**Extracted material:**

—————

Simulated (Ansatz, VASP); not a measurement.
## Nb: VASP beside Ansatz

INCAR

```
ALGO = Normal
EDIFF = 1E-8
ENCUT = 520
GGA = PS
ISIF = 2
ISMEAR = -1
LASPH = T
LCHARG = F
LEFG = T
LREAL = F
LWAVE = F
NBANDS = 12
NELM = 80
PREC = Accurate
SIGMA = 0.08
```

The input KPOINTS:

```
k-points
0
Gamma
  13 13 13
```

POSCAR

—————

**Work order:** Set down the listing again, exactly.

**Task output:**
Simulated (Ansatz, VASP); not a measurement.
## Nb: VASP beside Ansatz

INCAR

```
ALGO = Normal
EDIFF = 1E-8
ENCUT = 520
GGA = PS
ISIF = 2
ISMEAR = -1
LASPH = T
LCHARG = F
LEFG = T
LREAL = F
LWAVE = F
NBANDS = 12
NELM = 80
PREC = Accurate
SIGMA = 0.08
```

The input KPOINTS:

```
k-points
0
Gamma
  13 13 13
```

POSCAR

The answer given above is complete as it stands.